» **Task item**:
Set down, exactly, every line from the top of the listing through the one holding "Periodic cell of".

» **Dataset entries**:
────────────────

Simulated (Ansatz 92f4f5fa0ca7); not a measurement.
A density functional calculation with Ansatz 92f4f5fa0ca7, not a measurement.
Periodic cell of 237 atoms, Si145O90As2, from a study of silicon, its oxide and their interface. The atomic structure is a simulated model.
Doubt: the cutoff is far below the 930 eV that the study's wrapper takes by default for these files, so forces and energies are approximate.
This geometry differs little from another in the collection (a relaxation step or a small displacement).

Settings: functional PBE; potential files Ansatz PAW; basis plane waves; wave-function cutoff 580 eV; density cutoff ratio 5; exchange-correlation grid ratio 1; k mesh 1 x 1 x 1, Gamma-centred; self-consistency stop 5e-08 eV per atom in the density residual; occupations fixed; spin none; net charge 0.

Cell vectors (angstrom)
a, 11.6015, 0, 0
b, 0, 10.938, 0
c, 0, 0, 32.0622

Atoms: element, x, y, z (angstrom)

────────────────

» **Task answer**:
Simulated (Ansatz 92f4f5fa0ca7); not a measurement.
A density functional calculation with Ansatz 92f4f5fa0ca7, not a measurement.
Periodic cell of 237 atoms, Si145O90As2, from a study of silicon, its oxide and their interface. The atomic structure is a simulated model.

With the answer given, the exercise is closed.